--- ACTION ITEM ---
Extract the full set of records that follows, word for word.

--- GIVEN RECORDS ---
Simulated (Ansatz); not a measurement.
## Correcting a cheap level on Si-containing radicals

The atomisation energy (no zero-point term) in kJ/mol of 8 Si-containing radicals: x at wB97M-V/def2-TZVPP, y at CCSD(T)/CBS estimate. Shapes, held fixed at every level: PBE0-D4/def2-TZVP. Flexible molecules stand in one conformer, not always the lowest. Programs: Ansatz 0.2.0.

--- ANSWER SPACE ---
Simulated (Ansatz); not a measurement.
## Correcting a cheap level on Si-containing radicals

The atomisation energy (no zero-point term) in kJ/mol of 8 Si-containing radicals: x at wB97M-V/def2-TZVPP, y at CCSD(T)/CBS estimate. Shapes, held fixed at every level: PBE0-D4/def2-TZVP. Flexible molecules stand in one conformer, not always the lowest. Programs: Ansatz 0.2.0.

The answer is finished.